+---+

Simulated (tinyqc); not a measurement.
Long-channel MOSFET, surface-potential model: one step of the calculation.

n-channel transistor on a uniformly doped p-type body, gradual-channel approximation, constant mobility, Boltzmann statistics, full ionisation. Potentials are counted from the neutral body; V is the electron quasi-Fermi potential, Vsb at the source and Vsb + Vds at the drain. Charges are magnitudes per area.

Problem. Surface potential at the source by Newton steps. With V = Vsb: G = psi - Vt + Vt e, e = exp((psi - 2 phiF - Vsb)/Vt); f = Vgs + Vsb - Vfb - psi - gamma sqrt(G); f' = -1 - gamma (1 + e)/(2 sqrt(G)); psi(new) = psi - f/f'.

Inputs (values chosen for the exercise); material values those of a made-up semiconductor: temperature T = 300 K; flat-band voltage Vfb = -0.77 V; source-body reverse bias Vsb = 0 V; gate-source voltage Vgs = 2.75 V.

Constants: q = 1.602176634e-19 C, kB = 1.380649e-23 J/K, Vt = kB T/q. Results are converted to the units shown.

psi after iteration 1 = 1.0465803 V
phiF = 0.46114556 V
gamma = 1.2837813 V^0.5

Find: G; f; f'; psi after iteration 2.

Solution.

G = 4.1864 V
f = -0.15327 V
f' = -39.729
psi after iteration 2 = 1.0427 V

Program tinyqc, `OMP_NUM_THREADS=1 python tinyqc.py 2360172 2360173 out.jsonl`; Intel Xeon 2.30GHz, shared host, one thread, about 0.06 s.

+---+

Repeat the records above line by line, from the first line through the line that contains "psi after iteration 2 = 1.0427 V".

Simulated (tinyqc); not a measurement.
Long-channel MOSFET, surface-potential model: one step of the calculation.

n-channel transistor on a uniformly doped p-type body, gradual-channel approximation, constant mobility, Boltzmann statistics, full ionisation. Potentials are counted from the neutral body; V is the electron quasi-Fermi potential, Vsb at the source and Vsb + Vds at the drain. Charges are magnitudes per area.

Problem. Surface potential at the source by Newton steps. With V = Vsb: G = psi - Vt + Vt e, e = exp((psi - 2 phiF - Vsb)/Vt); f = Vgs + Vsb - Vfb - psi - gamma sqrt(G); f' = -1 - gamma (1 + e)/(2 sqrt(G)); psi(new) = psi - f/f'.

Inputs (values chosen for the exercise); material values those of a made-up semiconductor: temperature T = 300 K; flat-band voltage Vfb = -0.77 V; source-body reverse bias Vsb = 0 V; gate-source voltage Vgs = 2.75 V.

Constants: q = 1.602176634e-19 C, kB = 1.380649e-23 J/K, Vt = kB T/q. Results are converted to the units shown.

psi after iteration 1 = 1.0465803 V
phiF = 0.46114556 V
gamma = 1.2837813 V^0.5

Find: G; f; f'; psi after iteration 2.

Solution.

G = 4.1864 V
f = -0.15327 V
f' = -39.729
psi after iteration 2 = 1.0427 V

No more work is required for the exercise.